Your output should be the lines of the entries below, exactly, from the first one through the line that holds "(eV) | 0.664 |".

::::::

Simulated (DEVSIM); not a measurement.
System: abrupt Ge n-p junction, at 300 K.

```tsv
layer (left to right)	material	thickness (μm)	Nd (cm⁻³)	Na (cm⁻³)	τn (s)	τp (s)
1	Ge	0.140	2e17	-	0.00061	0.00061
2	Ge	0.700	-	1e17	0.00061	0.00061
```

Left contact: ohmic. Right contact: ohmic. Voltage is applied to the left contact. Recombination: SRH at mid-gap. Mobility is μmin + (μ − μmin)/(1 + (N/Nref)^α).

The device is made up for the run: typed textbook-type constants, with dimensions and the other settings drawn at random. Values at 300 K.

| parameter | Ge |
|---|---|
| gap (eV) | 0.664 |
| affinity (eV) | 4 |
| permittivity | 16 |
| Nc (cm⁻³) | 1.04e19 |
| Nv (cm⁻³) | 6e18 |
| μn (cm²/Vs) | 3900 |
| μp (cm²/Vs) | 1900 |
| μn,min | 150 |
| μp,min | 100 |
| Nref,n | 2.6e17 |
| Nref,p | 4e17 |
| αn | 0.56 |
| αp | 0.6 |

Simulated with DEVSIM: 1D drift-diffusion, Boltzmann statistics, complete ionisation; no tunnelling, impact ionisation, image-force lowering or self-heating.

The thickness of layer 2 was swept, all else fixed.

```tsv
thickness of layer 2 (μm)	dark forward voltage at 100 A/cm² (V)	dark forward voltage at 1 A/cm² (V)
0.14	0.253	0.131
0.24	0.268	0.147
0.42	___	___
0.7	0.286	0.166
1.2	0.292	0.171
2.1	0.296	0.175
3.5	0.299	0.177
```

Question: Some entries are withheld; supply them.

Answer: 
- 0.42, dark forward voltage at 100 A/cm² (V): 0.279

::::::

● **Reply**
Simulated (DEVSIM); not a measurement.
System: abrupt Ge n-p junction, at 300 K.

```tsv
layer (left to right)	material	thickness (μm)	Nd (cm⁻³)	Na (cm⁻³)	τn (s)	τp (s)
1	Ge	0.140	2e17	-	0.00061	0.00061
2	Ge	0.700	-	1e17	0.00061	0.00061
```

Left contact: ohmic. Right contact: ohmic. Voltage is applied to the left contact. Recombination: SRH at mid-gap. Mobility is μmin + (μ − μmin)/(1 + (N/Nref)^α).

The device is made up for the run: typed textbook-type constants, with dimensions and the other settings drawn at random. Values at 300 K.

| parameter | Ge |
|---|---|
| gap (eV) | 0.664 |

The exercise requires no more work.